[EXTRACTED MATERIAL — start]

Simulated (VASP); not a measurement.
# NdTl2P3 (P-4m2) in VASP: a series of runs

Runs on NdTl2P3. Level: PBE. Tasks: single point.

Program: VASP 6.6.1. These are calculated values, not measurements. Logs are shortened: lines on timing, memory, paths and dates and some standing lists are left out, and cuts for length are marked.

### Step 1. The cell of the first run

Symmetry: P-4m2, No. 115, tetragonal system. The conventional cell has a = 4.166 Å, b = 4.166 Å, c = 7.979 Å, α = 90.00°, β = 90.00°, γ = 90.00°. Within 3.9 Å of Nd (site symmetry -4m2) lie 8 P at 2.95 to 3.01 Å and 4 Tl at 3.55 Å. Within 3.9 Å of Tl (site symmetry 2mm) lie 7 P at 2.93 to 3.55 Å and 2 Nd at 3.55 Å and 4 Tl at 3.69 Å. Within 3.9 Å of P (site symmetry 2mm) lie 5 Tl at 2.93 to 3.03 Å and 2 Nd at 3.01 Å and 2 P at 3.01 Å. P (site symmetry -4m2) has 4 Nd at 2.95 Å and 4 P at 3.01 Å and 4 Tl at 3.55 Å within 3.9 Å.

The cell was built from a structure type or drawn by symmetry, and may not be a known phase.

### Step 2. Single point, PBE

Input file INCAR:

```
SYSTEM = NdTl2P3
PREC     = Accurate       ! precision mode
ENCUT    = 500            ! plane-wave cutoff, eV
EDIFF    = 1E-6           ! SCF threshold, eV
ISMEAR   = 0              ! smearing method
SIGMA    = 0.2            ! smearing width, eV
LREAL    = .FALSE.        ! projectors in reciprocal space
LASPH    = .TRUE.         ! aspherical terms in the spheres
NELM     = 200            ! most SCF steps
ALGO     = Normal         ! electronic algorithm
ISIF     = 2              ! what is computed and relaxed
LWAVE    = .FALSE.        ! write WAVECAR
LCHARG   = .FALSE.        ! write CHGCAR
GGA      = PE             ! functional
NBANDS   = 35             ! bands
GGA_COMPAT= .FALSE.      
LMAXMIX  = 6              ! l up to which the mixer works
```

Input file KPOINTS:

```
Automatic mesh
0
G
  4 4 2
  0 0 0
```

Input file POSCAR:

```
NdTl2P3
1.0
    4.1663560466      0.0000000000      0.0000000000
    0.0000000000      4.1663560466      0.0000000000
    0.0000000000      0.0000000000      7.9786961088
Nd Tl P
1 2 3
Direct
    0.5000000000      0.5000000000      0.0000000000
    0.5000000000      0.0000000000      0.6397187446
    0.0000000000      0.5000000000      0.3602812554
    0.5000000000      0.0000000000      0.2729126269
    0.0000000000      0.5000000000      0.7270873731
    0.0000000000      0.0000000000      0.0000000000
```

[EXTRACTED MATERIAL — finish]

● WORK INSTRUCTION: From the first line of the listing above through the line that contains "Symmetry: P-4m2, No.", retype every line exactly, and write nothing else.

● RESPONSE AREA:
Simulated (VASP); not a measurement.
# NdTl2P3 (P-4m2) in VASP: a series of runs

Runs on NdTl2P3. Level: PBE. Tasks: single point.

Program: VASP 6.6.1. These are calculated values, not measurements. Logs are shortened: lines on timing, memory, paths and dates and some standing lists are left out, and cuts for length are marked.

### Step 1. The cell of the first run

Symmetry: P-4m2, No. 115, tetragonal system. The conventional cell has a = 4.166 Å, b = 4.166 Å, c = 7.979 Å, α = 90.00°, β = 90.00°, γ = 90.00°. Within 3.9 Å of Nd (site symmetry -4m2) lie 8 P at 2.95 to 3.01 Å and 4 Tl at 3.55 Å. Within 3.9 Å of Tl (site symmetry 2mm) lie 7 P at 2.93 to 3.55 Å and 2 Nd at 3.55 Å and 4 Tl at 3.69 Å. Within 3.9 Å of P (site symmetry 2mm) lie 5 Tl at 2.93 to 3.03 Å and 2 Nd at 3.01 Å and 2 P at 3.01 Å. P (site symmetry -4m2) has 4 Nd at 2.95 Å and 4 P at 3.01 Å and 4 Tl at 3.55 Å within 3.9 Å.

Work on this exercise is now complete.